### Activity
Every record that follows should be output exactly as it is given.

### Data extracts
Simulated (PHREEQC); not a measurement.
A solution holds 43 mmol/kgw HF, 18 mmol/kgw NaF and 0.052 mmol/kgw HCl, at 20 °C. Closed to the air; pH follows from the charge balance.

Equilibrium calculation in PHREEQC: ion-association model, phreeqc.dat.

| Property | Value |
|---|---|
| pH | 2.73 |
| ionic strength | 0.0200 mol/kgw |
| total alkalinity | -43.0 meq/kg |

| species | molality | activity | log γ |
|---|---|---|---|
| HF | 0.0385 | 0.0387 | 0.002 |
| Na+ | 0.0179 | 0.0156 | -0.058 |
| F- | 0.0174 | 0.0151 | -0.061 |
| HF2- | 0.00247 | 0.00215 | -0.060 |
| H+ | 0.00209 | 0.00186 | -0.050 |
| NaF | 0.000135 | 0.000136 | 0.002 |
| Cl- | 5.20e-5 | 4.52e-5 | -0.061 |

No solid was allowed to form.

### Task solution
Simulated (PHREEQC); not a measurement.
A solution holds 43 mmol/kgw HF, 18 mmol/kgw NaF and 0.052 mmol/kgw HCl, at 20 °C. Closed to the air; pH follows from the charge balance.

Equilibrium calculation in PHREEQC: ion-association model, phreeqc.dat.

| Property | Value |
|---|---|
| pH | 2.73 |
| ionic strength | 0.0200 mol/kgw |
| total alkalinity | -43.0 meq/kg |

| species | molality | activity | log γ |
|---|---|---|---|
| HF | 0.0385 | 0.0387 | 0.002 |
| Na+ | 0.0179 | 0.0156 | -0.058 |
| F- | 0.0174 | 0.0151 | -0.061 |
| HF2- | 0.00247 | 0.00215 | -0.060 |
| H+ | 0.00209 | 0.00186 | -0.050 |
| NaF | 0.000135 | 0.000136 | 0.002 |
| Cl- | 5.20e-5 | 4.52e-5 | -0.061 |

No solid was allowed to form.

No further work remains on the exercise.